> Source data:
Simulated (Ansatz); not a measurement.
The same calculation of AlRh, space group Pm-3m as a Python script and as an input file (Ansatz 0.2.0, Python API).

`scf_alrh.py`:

> Required action: The records above are to be written out again word for word.

> Response:
Simulated (Ansatz); not a measurement.
The same calculation of AlRh, space group Pm-3m as a Python script and as an input file (Ansatz 0.2.0, Python API).

`scf_alrh.py`:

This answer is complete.